╭─ Entries provided
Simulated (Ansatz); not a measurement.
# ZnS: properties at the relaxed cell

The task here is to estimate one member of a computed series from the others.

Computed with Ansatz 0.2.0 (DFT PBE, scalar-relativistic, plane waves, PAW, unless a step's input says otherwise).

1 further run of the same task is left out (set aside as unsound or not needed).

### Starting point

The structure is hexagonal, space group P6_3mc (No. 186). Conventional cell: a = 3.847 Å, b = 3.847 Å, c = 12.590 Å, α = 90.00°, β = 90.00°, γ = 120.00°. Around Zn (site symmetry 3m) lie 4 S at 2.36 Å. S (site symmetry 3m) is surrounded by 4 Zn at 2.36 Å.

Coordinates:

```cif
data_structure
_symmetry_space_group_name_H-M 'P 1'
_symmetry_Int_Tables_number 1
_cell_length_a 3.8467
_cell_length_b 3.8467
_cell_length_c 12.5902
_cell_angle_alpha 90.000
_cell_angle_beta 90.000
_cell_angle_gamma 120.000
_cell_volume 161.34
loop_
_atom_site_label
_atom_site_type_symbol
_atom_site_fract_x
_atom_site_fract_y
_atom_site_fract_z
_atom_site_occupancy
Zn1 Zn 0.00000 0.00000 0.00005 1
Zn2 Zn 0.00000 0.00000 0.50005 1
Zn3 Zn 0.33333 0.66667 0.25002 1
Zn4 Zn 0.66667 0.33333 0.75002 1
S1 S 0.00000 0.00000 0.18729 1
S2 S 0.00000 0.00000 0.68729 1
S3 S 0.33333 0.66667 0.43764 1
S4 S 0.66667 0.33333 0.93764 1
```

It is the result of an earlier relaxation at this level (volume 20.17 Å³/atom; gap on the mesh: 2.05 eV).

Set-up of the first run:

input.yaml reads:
╰─

**Assignment**
Please give back, exactly as it stands above, the stretch from the line with "The task here" through the line with "### Starting point", and no line outside it.

**Task response**
The task here is to estimate one member of a computed series from the others.

Computed with Ansatz 0.2.0 (DFT PBE, scalar-relativistic, plane waves, PAW, unless a step's input says otherwise).

1 further run of the same task is left out (set aside as unsound or not needed).

### Starting point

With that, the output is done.